### WORK REQUEST
Only the first line of the listing and the lines after it, up to and including the one containing "(2) What is", should be retyped exactly.

##########

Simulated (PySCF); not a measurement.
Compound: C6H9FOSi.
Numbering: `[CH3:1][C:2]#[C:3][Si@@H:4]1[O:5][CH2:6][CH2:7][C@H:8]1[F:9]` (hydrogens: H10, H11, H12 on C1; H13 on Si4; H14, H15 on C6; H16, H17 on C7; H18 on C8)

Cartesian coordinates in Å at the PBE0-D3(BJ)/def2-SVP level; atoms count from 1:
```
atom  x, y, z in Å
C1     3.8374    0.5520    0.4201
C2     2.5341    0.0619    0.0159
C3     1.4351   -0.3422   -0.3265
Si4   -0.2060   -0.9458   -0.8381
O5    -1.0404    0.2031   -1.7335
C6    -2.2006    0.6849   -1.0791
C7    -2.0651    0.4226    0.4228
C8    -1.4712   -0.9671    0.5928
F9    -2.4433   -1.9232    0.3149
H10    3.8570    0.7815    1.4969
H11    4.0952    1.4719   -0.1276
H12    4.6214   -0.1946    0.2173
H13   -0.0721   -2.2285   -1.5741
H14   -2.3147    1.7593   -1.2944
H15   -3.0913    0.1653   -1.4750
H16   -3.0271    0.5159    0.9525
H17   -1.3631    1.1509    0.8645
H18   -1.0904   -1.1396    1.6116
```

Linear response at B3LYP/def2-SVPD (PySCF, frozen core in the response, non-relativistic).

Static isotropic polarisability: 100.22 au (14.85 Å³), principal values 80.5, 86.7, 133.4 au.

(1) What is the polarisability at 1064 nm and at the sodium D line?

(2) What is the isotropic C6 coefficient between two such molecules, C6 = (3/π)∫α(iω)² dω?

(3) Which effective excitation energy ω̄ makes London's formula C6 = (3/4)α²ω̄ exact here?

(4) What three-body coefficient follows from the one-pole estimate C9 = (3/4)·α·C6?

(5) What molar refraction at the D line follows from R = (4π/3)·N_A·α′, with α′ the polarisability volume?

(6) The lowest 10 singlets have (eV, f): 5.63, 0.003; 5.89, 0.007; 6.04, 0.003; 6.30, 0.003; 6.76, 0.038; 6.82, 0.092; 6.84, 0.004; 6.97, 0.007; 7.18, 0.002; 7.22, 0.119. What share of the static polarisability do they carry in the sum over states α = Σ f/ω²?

##########

### TASK SOLUTION
Simulated (PySCF); not a measurement.
Compound: C6H9FOSi.
Numbering: `[CH3:1][C:2]#[C:3][Si@@H:4]1[O:5][CH2:6][CH2:7][C@H:8]1[F:9]` (hydrogens: H10, H11, H12 on C1; H13 on Si4; H14, H15 on C6; H16, H17 on C7; H18 on C8)

Cartesian coordinates in Å at the PBE0-D3(BJ)/def2-SVP level; atoms count from 1:
```
atom  x, y, z in Å
C1     3.8374    0.5520    0.4201
C2     2.5341    0.0619    0.0159
C3     1.4351   -0.3422   -0.3265
Si4   -0.2060   -0.9458   -0.8381
O5    -1.0404    0.2031   -1.7335
C6    -2.2006    0.6849   -1.0791
C7    -2.0651    0.4226    0.4228
C8    -1.4712   -0.9671    0.5928
F9    -2.4433   -1.9232    0.3149
H10    3.8570    0.7815    1.4969
H11    4.0952    1.4719   -0.1276
H12    4.6214   -0.1946    0.2173
H13   -0.0721   -2.2285   -1.5741
H14   -2.3147    1.7593   -1.2944
H15   -3.0913    0.1653   -1.4750
H16   -3.0271    0.5159    0.9525
H17   -1.3631    1.1509    0.8645
H18   -1.0904   -1.1396    1.6116
```

Linear response at B3LYP/def2-SVPD (PySCF, frozen core in the response, non-relativistic).

Static isotropic polarisability: 100.22 au (14.85 Å³), principal values 80.5, 86.7, 133.4 au.

(1) What is the polarisability at 1064 nm and at the sodium D line?

(2) What is the isotropic C6 coefficient between two such molecules, C6 = (3/π)∫α(iω)² dω?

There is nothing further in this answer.